RECORDED DATA:
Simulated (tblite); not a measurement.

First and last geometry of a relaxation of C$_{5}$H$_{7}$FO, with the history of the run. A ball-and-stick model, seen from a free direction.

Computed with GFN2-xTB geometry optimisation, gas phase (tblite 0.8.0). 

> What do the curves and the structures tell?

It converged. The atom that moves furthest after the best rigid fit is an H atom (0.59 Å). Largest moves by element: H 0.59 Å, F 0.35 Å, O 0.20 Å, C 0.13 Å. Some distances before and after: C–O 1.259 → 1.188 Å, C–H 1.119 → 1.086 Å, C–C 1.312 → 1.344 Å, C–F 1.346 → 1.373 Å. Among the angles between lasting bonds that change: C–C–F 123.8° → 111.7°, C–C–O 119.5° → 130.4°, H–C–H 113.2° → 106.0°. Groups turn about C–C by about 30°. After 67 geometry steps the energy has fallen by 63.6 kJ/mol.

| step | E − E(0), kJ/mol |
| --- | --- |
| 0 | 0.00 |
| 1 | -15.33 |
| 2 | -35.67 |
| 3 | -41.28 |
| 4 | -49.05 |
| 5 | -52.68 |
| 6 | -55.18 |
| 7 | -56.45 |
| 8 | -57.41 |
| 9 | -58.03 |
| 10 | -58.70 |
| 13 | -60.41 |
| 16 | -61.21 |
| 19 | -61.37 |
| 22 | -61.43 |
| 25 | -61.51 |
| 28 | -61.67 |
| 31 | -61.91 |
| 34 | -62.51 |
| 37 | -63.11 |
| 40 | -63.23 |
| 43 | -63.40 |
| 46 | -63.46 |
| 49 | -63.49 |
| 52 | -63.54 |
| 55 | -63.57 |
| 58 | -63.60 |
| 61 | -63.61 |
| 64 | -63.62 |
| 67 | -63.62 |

BRIEF:
Print exactly the lines above from the one with "25 | -61.51 |" to the one with "64 | -63.62 |", including both.

EXERCISE RESULT:
| 25 | -61.51 |
| 28 | -61.67 |
| 31 | -61.91 |
| 34 | -62.51 |
| 37 | -63.11 |
| 40 | -63.23 |
| 43 | -63.40 |
| 46 | -63.46 |
| 49 | -63.49 |
| 52 | -63.54 |
| 55 | -63.57 |
| 58 | -63.60 |
| 61 | -63.61 |
| 64 | -63.62 |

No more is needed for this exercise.